Please return all of the records that follow, exactly as written.

----- Information given

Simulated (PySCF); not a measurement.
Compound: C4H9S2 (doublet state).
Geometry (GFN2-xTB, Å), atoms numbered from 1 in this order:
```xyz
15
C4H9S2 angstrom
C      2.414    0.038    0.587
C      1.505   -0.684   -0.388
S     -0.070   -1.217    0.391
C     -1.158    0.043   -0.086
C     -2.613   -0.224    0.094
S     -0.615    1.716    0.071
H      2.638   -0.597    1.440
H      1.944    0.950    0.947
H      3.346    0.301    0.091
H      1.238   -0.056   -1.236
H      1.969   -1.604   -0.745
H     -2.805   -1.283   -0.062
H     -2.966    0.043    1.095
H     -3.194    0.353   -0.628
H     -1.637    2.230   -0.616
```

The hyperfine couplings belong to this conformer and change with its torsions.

----------

**Written response**
Simulated (PySCF); not a measurement.
Compound: C4H9S2 (doublet state).
Geometry (GFN2-xTB, Å), atoms numbered from 1 in this order:
```xyz
15
C4H9S2 angstrom
C      2.414    0.038    0.587
C      1.505   -0.684   -0.388
S     -0.070   -1.217    0.391
C     -1.158    0.043   -0.086
C     -2.613   -0.224    0.094
S     -0.615    1.716    0.071
H      2.638   -0.597    1.440
H      1.944    0.950    0.947
H      3.346    0.301    0.091
H      1.238   -0.056   -1.236
H      1.969   -1.604   -0.745
H     -2.805   -1.283   -0.062
H     -2.966    0.043    1.095
H     -3.194    0.353   -0.628
H     -1.637    2.230   -0.616
```

The hyperfine couplings belong to this conformer and change with its torsions.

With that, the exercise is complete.